▶ _ACTIVITY_:
Working from the records below, repeat exactly the lines starting at the line that contains "Starting geometry of" and ending at the line that contains "Level of theory: DFT", inclusive.

*** Opening DATA SHOWN ***
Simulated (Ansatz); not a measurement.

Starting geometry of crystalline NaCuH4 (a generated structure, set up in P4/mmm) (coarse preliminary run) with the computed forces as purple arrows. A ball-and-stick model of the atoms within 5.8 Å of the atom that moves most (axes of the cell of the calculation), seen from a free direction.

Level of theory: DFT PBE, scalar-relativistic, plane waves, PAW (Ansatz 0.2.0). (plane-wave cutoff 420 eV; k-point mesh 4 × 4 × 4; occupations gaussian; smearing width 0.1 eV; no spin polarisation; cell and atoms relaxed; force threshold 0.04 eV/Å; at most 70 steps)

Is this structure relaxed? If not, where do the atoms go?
*** Closing DATA SHOWN ***

▶ _WRITTEN SOLUTION_:
Starting geometry of crystalline NaCuH4 (a generated structure, set up in P4/mmm) (coarse preliminary run) with the computed forces as purple arrows. A ball-and-stick model of the atoms within 5.8 Å of the atom that moves most (axes of the cell of the calculation), seen from a free direction.

Level of theory: DFT PBE, scalar-relativistic, plane waves, PAW (Ansatz 0.2.0). (plane-wave cutoff 420 eV; k-point mesh 4 × 4 × 4; occupations gaussian; smearing width 0.1 eV; no spin polarisation; cell and atoms relaxed; force threshold 0.04 eV/Å; at most 70 steps)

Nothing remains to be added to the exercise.